● Extracted data:
++++++++

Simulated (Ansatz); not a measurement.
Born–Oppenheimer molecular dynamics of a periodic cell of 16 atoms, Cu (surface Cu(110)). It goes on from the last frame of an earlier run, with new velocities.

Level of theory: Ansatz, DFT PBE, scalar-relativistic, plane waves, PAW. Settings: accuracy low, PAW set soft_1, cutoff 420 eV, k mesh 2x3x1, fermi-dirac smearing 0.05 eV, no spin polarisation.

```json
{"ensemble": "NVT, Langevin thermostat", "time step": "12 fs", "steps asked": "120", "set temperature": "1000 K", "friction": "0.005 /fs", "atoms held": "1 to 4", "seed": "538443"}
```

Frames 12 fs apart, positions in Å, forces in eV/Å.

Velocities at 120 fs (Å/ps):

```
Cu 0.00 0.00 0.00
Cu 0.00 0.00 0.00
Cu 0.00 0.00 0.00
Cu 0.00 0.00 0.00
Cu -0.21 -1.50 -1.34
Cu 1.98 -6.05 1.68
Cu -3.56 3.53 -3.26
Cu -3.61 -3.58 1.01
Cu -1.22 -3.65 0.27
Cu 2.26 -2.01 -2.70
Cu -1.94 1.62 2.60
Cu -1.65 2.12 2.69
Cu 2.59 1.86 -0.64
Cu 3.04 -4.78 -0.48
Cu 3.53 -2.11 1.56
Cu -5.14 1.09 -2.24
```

++++++++

● Exercise:
Word for word, give back all the lines above.

● Expected answer:
Simulated (Ansatz); not a measurement.
Born–Oppenheimer molecular dynamics of a periodic cell of 16 atoms, Cu (surface Cu(110)). It goes on from the last frame of an earlier run, with new velocities.

Level of theory: Ansatz, DFT PBE, scalar-relativistic, plane waves, PAW. Settings: accuracy low, PAW set soft_1, cutoff 420 eV, k mesh 2x3x1, fermi-dirac smearing 0.05 eV, no spin polarisation.

```json
{"ensemble": "NVT, Langevin thermostat", "time step": "12 fs", "steps asked": "120", "set temperature": "1000 K", "friction": "0.005 /fs", "atoms held": "1 to 4", "seed": "538443"}
```

Frames 12 fs apart, positions in Å, forces in eV/Å.

Velocities at 120 fs (Å/ps):

```
Cu 0.00 0.00 0.00
Cu 0.00 0.00 0.00
Cu 0.00 0.00 0.00
Cu 0.00 0.00 0.00
Cu -0.21 -1.50 -1.34
Cu 1.98 -6.05 1.68
Cu -3.56 3.53 -3.26
Cu -3.61 -3.58 1.01
Cu -1.22 -3.65 0.27
Cu 2.26 -2.01 -2.70
Cu -1.94 1.62 2.60
Cu -1.65 2.12 2.69
Cu 2.59 1.86 -0.64
Cu 3.04 -4.78 -0.48
Cu 3.53 -2.11 1.56
Cu -5.14 1.09 -2.24
```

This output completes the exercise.